Output all the data exactly as it appears below.

• • • • •

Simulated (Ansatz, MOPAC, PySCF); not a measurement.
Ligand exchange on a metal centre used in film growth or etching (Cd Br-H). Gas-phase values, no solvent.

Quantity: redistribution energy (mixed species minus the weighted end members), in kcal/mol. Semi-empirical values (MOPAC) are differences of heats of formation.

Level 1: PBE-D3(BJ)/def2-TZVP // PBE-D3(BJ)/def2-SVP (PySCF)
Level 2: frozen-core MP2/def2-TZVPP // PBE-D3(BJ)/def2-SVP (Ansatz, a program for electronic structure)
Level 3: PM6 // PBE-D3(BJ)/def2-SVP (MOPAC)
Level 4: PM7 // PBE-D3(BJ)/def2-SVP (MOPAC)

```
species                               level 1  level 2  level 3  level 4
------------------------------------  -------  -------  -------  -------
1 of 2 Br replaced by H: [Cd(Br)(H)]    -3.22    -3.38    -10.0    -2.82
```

• • • • •

→ **ANSWER BOX**
Simulated (Ansatz, MOPAC, PySCF); not a measurement.
Ligand exchange on a metal centre used in film growth or etching (Cd Br-H). Gas-phase values, no solvent.

Quantity: redistribution energy (mixed species minus the weighted end members), in kcal/mol. Semi-empirical values (MOPAC) are differences of heats of formation.

Level 1: PBE-D3(BJ)/def2-TZVP // PBE-D3(BJ)/def2-SVP (PySCF)
Level 2: frozen-core MP2/def2-TZVPP // PBE-D3(BJ)/def2-SVP (Ansatz, a program for electronic structure)
Level 3: PM6 // PBE-D3(BJ)/def2-SVP (MOPAC)
Level 4: PM7 // PBE-D3(BJ)/def2-SVP (MOPAC)

```
species                               level 1  level 2  level 3  level 4
------------------------------------  -------  -------  -------  -------
1 of 2 Br replaced by H: [Cd(Br)(H)]    -3.22    -3.38    -10.0    -2.82
```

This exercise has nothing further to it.